▶ [DATA SHOWN]
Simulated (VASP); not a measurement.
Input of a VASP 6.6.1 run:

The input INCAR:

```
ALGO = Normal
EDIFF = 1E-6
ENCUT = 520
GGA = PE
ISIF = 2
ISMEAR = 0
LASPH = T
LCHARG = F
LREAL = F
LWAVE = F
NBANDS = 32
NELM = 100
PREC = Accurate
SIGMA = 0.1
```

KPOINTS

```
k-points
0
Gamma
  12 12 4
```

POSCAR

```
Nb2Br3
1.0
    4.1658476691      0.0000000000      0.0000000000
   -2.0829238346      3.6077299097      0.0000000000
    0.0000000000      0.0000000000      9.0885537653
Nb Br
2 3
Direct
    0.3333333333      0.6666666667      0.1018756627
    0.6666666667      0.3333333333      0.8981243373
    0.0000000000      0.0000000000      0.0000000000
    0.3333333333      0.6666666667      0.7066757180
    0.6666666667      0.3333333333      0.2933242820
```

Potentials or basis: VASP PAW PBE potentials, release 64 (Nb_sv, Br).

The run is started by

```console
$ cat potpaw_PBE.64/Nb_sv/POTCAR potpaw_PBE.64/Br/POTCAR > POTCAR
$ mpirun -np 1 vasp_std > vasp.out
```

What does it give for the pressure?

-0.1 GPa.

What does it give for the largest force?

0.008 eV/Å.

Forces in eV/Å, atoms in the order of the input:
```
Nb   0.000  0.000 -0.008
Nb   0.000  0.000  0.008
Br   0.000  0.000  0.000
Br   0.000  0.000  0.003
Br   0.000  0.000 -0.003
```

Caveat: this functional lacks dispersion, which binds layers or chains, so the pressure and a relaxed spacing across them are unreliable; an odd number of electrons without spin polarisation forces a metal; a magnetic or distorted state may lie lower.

▶ [REQUIREMENT] Write an exact transcription of every entry above.

▶ [SOLUTION]
Simulated (VASP); not a measurement.
Input of a VASP 6.6.1 run:

The input INCAR:

```
ALGO = Normal
EDIFF = 1E-6
ENCUT = 520
GGA = PE
ISIF = 2
ISMEAR = 0
LASPH = T
LCHARG = F
LREAL = F
LWAVE = F
NBANDS = 32
NELM = 100
PREC = Accurate
SIGMA = 0.1
```

KPOINTS

```
k-points
0
Gamma
  12 12 4
```

POSCAR

```
Nb2Br3
1.0
    4.1658476691      0.0000000000      0.0000000000
   -2.0829238346      3.6077299097      0.0000000000
    0.0000000000      0.0000000000      9.0885537653
Nb Br
2 3
Direct
    0.3333333333      0.6666666667      0.1018756627
    0.6666666667      0.3333333333      0.8981243373
    0.0000000000      0.0000000000      0.0000000000
    0.3333333333      0.6666666667      0.7066757180
    0.6666666667      0.3333333333      0.2933242820
```

Potentials or basis: VASP PAW PBE potentials, release 64 (Nb_sv, Br).

The run is started by

```console
$ cat potpaw_PBE.64/Nb_sv/POTCAR potpaw_PBE.64/Br/POTCAR > POTCAR
$ mpirun -np 1 vasp_std > vasp.out
```

What does it give for the pressure?

-0.1 GPa.

What does it give for the largest force?

0.008 eV/Å.

Forces in eV/Å, atoms in the order of the input:
```
Nb   0.000  0.000 -0.008
Nb   0.000  0.000  0.008
Br   0.000  0.000  0.000
Br   0.000  0.000  0.003
Br   0.000  0.000 -0.003
```

Caveat: this functional lacks dispersion, which binds layers or chains, so the pressure and a relaxed spacing across them are unreliable; an odd number of electrons without spin polarisation forces a metal; a magnetic or distorted state may lie lower.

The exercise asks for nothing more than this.